DATA EXTRACTS:
BEGIN
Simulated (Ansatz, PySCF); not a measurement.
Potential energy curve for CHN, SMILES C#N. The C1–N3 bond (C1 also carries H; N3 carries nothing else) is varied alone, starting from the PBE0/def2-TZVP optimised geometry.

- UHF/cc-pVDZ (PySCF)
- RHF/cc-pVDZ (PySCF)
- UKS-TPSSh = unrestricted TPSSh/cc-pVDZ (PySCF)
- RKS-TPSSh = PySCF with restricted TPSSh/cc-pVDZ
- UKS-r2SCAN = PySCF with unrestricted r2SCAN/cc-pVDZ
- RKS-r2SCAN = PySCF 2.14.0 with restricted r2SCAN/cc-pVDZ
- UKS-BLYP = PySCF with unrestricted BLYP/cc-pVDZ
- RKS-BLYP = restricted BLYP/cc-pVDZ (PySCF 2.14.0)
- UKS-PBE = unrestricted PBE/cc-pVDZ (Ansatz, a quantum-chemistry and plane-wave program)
END

ACTIVITY:
Only the lines from the start of the material through the line containing "- RKS-BLYP = restricted" should be repeated, and they should be repeated exactly.

WRITTEN ANSWER:
Simulated (Ansatz, PySCF); not a measurement.
Potential energy curve for CHN, SMILES C#N. The C1–N3 bond (C1 also carries H; N3 carries nothing else) is varied alone, starting from the PBE0/def2-TZVP optimised geometry.

- UHF/cc-pVDZ (PySCF)
- RHF/cc-pVDZ (PySCF)
- UKS-TPSSh = unrestricted TPSSh/cc-pVDZ (PySCF)
- RKS-TPSSh = PySCF with restricted TPSSh/cc-pVDZ
- UKS-r2SCAN = PySCF with unrestricted r2SCAN/cc-pVDZ
- RKS-r2SCAN = PySCF 2.14.0 with restricted r2SCAN/cc-pVDZ
- UKS-BLYP = PySCF with unrestricted BLYP/cc-pVDZ
- RKS-BLYP = restricted BLYP/cc-pVDZ (PySCF 2.14.0)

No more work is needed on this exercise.